## Work item
Produce an exact copy of the lines below, starting at the first and ending with the line containing "Method: functionals in".

Excerpted records Block Start
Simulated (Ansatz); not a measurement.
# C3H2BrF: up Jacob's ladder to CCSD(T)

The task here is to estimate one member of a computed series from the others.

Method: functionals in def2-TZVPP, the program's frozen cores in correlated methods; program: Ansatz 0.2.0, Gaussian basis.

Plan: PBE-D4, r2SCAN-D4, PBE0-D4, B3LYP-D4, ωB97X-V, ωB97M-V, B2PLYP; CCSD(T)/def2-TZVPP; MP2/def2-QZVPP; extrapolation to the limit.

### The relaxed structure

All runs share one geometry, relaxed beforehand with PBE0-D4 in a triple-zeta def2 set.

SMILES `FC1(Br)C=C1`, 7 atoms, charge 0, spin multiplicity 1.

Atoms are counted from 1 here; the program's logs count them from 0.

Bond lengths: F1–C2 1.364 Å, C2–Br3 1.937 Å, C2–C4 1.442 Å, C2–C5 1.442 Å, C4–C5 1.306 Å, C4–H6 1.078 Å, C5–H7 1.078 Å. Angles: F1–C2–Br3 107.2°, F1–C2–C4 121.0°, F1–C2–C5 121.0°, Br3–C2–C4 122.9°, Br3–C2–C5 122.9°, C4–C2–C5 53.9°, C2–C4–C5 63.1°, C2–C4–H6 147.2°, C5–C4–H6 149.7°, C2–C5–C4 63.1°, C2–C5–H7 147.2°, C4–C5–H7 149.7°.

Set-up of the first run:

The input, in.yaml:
Excerpted records Block End

## Worked solution
Simulated (Ansatz); not a measurement.
# C3H2BrF: up Jacob's ladder to CCSD(T)

The task here is to estimate one member of a computed series from the others.

Method: functionals in def2-TZVPP, the program's frozen cores in correlated methods; program: Ansatz 0.2.0, Gaussian basis.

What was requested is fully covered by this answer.